STUDY MATERIAL:
*****

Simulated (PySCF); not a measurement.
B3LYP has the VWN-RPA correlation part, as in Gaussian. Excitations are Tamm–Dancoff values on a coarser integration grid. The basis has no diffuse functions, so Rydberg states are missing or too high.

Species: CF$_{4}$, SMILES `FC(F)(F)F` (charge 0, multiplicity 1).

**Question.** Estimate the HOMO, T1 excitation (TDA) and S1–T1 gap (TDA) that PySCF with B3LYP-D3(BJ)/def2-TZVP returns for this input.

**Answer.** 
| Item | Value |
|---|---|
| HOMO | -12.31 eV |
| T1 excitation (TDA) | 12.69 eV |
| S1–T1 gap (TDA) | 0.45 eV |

*****

WORK ORDER:
The answer should be an exact copy of the lines from the first line of the data through the line with "0, multiplicity 1)." and should contain nothing else.

TASK RESULT:
Simulated (PySCF); not a measurement.
B3LYP has the VWN-RPA correlation part, as in Gaussian. Excitations are Tamm–Dancoff values on a coarser integration grid. The basis has no diffuse functions, so Rydberg states are missing or too high.

Species: CF$_{4}$, SMILES `FC(F)(F)F` (charge 0, multiplicity 1).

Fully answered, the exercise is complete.